> **The data**
________

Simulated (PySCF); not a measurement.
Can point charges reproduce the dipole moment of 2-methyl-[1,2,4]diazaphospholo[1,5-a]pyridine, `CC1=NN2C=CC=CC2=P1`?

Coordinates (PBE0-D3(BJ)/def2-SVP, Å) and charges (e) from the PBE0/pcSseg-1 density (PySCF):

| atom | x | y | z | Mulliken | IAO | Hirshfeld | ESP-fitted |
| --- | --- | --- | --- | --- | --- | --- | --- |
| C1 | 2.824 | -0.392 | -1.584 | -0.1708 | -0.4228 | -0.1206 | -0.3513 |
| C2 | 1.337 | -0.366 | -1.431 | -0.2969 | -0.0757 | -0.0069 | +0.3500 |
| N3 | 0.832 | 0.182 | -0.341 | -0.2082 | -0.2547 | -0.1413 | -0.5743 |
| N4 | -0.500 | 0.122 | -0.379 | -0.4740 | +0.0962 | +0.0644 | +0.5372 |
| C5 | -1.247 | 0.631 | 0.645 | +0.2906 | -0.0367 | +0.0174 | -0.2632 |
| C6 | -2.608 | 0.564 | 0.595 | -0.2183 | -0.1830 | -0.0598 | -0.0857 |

________

Output the listing verbatim through the "-0.0367 | +0.0174 | -0.2632 |" line.

Simulated (PySCF); not a measurement.
Can point charges reproduce the dipole moment of 2-methyl-[1,2,4]diazaphospholo[1,5-a]pyridine, `CC1=NN2C=CC=CC2=P1`?

Coordinates (PBE0-D3(BJ)/def2-SVP, Å) and charges (e) from the PBE0/pcSseg-1 density (PySCF):

| atom | x | y | z | Mulliken | IAO | Hirshfeld | ESP-fitted |
| --- | --- | --- | --- | --- | --- | --- | --- |
| C1 | 2.824 | -0.392 | -1.584 | -0.1708 | -0.4228 | -0.1206 | -0.3513 |
| C2 | 1.337 | -0.366 | -1.431 | -0.2969 | -0.0757 | -0.0069 | +0.3500 |
| N3 | 0.832 | 0.182 | -0.341 | -0.2082 | -0.2547 | -0.1413 | -0.5743 |
| N4 | -0.500 | 0.122 | -0.379 | -0.4740 | +0.0962 | +0.0644 | +0.5372 |
| C5 | -1.247 | 0.631 | 0.645 | +0.2906 | -0.0367 | +0.0174 | -0.2632 |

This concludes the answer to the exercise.